### RECORDS PROVIDED
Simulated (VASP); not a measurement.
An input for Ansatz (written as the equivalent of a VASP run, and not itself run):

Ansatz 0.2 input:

### WORK INSTRUCTION
Write every entry out again. Keep each one exact.

### ANSWER SECTION
Simulated (VASP); not a measurement.
An input for Ansatz (written as the equivalent of a VASP run, and not itself run):

Ansatz 0.2 input:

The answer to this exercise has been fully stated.